§ WORK ITEM
Repeat only the stretch of lines below that runs from the line with "Li is run at" through the line with "## 1. The cell of the first run", unaltered.

§ EXTRACTED RECORDS
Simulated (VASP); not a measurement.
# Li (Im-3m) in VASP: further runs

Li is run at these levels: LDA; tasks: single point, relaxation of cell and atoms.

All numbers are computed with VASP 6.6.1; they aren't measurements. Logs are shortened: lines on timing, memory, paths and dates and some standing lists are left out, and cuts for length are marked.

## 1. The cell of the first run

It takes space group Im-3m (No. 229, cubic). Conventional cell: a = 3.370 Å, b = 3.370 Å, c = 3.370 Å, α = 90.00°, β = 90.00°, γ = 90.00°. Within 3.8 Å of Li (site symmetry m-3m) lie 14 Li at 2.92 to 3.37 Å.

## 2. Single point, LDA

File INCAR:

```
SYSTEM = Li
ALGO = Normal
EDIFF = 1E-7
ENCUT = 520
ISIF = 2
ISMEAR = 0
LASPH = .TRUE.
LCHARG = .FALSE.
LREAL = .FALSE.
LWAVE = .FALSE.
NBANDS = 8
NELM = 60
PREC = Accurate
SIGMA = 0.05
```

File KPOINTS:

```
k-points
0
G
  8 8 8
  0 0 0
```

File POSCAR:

§ WRITTEN RESPONSE
Li is run at these levels: LDA; tasks: single point, relaxation of cell and atoms.

All numbers are computed with VASP 6.6.1; they aren't measurements. Logs are shortened: lines on timing, memory, paths and dates and some standing lists are left out, and cuts for length are marked.

## 1. The cell of the first run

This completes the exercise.